WORK ORDER
If a line contains "The cell isn't", it is the last one to write out; begin with the first line of the records and copy each exactly.

EXERCISE DATA

- - - - - - -

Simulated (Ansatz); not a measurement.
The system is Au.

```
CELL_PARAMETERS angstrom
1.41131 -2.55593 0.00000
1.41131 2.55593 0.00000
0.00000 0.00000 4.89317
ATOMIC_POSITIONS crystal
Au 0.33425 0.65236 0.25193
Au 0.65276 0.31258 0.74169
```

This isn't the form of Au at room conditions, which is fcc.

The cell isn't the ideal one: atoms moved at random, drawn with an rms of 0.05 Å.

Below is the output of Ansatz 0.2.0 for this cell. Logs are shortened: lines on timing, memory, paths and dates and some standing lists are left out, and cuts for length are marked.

- - - - - - -

ANSWER AREA
Simulated (Ansatz); not a measurement.
The system is Au.

```
CELL_PARAMETERS angstrom
1.41131 -2.55593 0.00000
1.41131 2.55593 0.00000
0.00000 0.00000 4.89317
ATOMIC_POSITIONS crystal
Au 0.33425 0.65236 0.25193
Au 0.65276 0.31258 0.74169
```

This isn't the form of Au at room conditions, which is fcc.

The cell isn't the ideal one: atoms moved at random, drawn with an rms of 0.05 Å.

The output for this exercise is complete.